Requirement: Print, exactly as written, every line from the first line of the records below through the line containing "Origin of the", and nothing further.

_ _ _ _ _ _ _

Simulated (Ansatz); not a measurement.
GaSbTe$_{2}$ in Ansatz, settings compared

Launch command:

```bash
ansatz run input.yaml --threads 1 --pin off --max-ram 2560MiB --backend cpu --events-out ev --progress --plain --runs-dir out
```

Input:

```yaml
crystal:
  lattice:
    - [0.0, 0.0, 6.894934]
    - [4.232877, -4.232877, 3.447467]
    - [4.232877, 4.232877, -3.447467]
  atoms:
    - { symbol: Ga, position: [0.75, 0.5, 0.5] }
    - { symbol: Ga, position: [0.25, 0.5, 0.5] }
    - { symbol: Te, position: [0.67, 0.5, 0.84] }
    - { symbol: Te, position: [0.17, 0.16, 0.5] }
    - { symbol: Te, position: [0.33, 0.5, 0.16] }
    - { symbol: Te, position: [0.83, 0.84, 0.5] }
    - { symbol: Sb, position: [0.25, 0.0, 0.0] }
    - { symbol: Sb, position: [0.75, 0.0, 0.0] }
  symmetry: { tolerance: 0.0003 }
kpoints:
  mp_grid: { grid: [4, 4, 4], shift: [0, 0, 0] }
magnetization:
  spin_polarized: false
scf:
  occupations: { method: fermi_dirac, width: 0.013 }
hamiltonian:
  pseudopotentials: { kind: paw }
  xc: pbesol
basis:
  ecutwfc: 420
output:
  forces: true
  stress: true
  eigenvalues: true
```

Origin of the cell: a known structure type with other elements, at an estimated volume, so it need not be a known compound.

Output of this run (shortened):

_ _ _ _ _ _ _

Your solution:
Simulated (Ansatz); not a measurement.
GaSbTe$_{2}$ in Ansatz, settings compared

Launch command:

```bash
ansatz run input.yaml --threads 1 --pin off --max-ram 2560MiB --backend cpu --events-out ev --progress --plain --runs-dir out
```

Input:

```yaml
crystal:
  lattice:
    - [0.0, 0.0, 6.894934]
    - [4.232877, -4.232877, 3.447467]
    - [4.232877, 4.232877, -3.447467]
  atoms:
    - { symbol: Ga, position: [0.75, 0.5, 0.5] }
    - { symbol: Ga, position: [0.25, 0.5, 0.5] }
    - { symbol: Te, position: [0.67, 0.5, 0.84] }
    - { symbol: Te, position: [0.17, 0.16, 0.5] }
    - { symbol: Te, position: [0.33, 0.5, 0.16] }
    - { symbol: Te, position: [0.83, 0.84, 0.5] }
    - { symbol: Sb, position: [0.25, 0.0, 0.0] }
    - { symbol: Sb, position: [0.75, 0.0, 0.0] }
  symmetry: { tolerance: 0.0003 }
kpoints:
  mp_grid: { grid: [4, 4, 4], shift: [0, 0, 0] }
magnetization:
  spin_polarized: false
scf:
  occupations: { method: fermi_dirac, width: 0.013 }
hamiltonian:
  pseudopotentials: { kind: paw }
  xc: pbesol
basis:
  ecutwfc: 420
output:
  forces: true
  stress: true
  eigenvalues: true
```

Origin of the cell: a known structure type with other elements, at an estimated volume, so it need not be a known compound.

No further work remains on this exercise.